◆ **Task item**:
In your answer, give each entry again exactly as it appears.

━━━━━ Data provided

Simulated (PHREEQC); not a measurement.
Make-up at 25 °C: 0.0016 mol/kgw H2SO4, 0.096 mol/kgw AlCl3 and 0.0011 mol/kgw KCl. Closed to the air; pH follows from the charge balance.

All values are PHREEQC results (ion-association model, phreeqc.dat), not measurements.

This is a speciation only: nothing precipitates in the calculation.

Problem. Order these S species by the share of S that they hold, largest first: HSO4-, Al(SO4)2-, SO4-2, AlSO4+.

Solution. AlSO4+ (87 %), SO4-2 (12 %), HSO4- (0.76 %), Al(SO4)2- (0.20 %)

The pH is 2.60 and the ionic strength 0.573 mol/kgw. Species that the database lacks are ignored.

━━━━━━━━━━

◆ **Task answer**:
Simulated (PHREEQC); not a measurement.
Make-up at 25 °C: 0.0016 mol/kgw H2SO4, 0.096 mol/kgw AlCl3 and 0.0011 mol/kgw KCl. Closed to the air; pH follows from the charge balance.

All values are PHREEQC results (ion-association model, phreeqc.dat), not measurements.

This is a speciation only: nothing precipitates in the calculation.

Problem. Order these S species by the share of S that they hold, largest first: HSO4-, Al(SO4)2-, SO4-2, AlSO4+.

Solution. AlSO4+ (87 %), SO4-2 (12 %), HSO4- (0.76 %), Al(SO4)2- (0.20 %)

The pH is 2.60 and the ionic strength 0.573 mol/kgw. Species that the database lacks are ignored.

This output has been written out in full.